* * * *

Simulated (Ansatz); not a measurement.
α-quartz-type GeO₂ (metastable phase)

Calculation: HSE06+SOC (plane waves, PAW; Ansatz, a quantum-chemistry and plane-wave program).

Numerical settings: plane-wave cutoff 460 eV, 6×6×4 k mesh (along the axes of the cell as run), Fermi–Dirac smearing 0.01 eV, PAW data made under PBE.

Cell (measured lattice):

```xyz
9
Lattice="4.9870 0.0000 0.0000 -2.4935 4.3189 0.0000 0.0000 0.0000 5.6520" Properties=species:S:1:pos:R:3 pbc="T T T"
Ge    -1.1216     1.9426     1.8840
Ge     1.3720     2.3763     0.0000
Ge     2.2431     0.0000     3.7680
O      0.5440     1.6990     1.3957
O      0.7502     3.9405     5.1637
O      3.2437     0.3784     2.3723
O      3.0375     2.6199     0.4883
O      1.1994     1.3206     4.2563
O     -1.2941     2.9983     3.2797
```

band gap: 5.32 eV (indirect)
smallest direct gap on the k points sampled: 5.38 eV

* * * *

WORK INSTRUCTION:
The records above are to be duplicated exactly, every one of them.

EXERCISE RESPONSE:
Simulated (Ansatz); not a measurement.
α-quartz-type GeO₂ (metastable phase)

Calculation: HSE06+SOC (plane waves, PAW; Ansatz, a quantum-chemistry and plane-wave program).

Numerical settings: plane-wave cutoff 460 eV, 6×6×4 k mesh (along the axes of the cell as run), Fermi–Dirac smearing 0.01 eV, PAW data made under PBE.

Cell (measured lattice):

```xyz
9
Lattice="4.9870 0.0000 0.0000 -2.4935 4.3189 0.0000 0.0000 0.0000 5.6520" Properties=species:S:1:pos:R:3 pbc="T T T"
Ge    -1.1216     1.9426     1.8840
Ge     1.3720     2.3763     0.0000
Ge     2.2431     0.0000     3.7680
O      0.5440     1.6990     1.3957
O      0.7502     3.9405     5.1637
O      3.2437     0.3784     2.3723
O      3.0375     2.6199     0.4883
O      1.1994     1.3206     4.2563
O     -1.2941     2.9983     3.2797
```

band gap: 5.32 eV (indirect)
smallest direct gap on the k points sampled: 5.38 eV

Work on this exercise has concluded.